**Extracted records**
-- -- --

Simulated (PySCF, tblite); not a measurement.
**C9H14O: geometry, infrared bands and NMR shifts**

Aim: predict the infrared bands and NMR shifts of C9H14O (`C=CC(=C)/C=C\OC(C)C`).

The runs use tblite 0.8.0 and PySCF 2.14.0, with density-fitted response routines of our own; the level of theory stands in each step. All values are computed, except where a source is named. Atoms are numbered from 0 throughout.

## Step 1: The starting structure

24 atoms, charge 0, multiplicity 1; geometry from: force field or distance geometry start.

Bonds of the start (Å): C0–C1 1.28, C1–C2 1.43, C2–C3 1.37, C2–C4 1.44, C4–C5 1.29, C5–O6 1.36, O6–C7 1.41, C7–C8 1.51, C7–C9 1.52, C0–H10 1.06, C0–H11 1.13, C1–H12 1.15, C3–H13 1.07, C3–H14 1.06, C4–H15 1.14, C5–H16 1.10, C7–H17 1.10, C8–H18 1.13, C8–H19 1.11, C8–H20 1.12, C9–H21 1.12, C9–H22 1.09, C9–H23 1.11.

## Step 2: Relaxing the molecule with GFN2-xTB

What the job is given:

-- -- --

**Action item**
Would you return each line of the material above, unchanged, from the first one through the line where "The runs use" appears?

**Exercise answer**
Simulated (PySCF, tblite); not a measurement.
**C9H14O: geometry, infrared bands and NMR shifts**

Aim: predict the infrared bands and NMR shifts of C9H14O (`C=CC(=C)/C=C\OC(C)C`).

The runs use tblite 0.8.0 and PySCF 2.14.0, with density-fitted response routines of our own; the level of theory stands in each step. All values are computed, except where a source is named. Atoms are numbered from 0 throughout.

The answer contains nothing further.